> **Work request**
Print the whole listing, character for character.

^^^^

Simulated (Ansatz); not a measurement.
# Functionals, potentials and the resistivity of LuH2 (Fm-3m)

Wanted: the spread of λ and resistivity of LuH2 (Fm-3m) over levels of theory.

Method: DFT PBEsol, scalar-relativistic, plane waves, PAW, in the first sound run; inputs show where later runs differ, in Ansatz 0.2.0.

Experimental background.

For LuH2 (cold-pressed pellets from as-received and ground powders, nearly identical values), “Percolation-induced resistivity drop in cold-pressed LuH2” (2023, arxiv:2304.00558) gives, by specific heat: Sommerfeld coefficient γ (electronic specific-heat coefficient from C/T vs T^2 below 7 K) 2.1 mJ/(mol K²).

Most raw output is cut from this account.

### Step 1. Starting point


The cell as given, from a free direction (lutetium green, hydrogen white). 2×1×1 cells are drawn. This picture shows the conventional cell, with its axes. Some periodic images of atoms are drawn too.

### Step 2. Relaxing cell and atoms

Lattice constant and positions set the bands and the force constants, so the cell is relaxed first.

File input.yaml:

^^^^

> **Response box**
Simulated (Ansatz); not a measurement.
# Functionals, potentials and the resistivity of LuH2 (Fm-3m)

Wanted: the spread of λ and resistivity of LuH2 (Fm-3m) over levels of theory.

Method: DFT PBEsol, scalar-relativistic, plane waves, PAW, in the first sound run; inputs show where later runs differ, in Ansatz 0.2.0.

Experimental background.

For LuH2 (cold-pressed pellets from as-received and ground powders, nearly identical values), “Percolation-induced resistivity drop in cold-pressed LuH2” (2023, arxiv:2304.00558) gives, by specific heat: Sommerfeld coefficient γ (electronic specific-heat coefficient from C/T vs T^2 below 7 K) 2.1 mJ/(mol K²).

Most raw output is cut from this account.

### Step 1. Starting point


The cell as given, from a free direction (lutetium green, hydrogen white). 2×1×1 cells are drawn. This picture shows the conventional cell, with its axes. Some periodic images of atoms are drawn too.

### Step 2. Relaxing cell and atoms

Lattice constant and positions set the bands and the force constants, so the cell is relaxed first.

File input.yaml:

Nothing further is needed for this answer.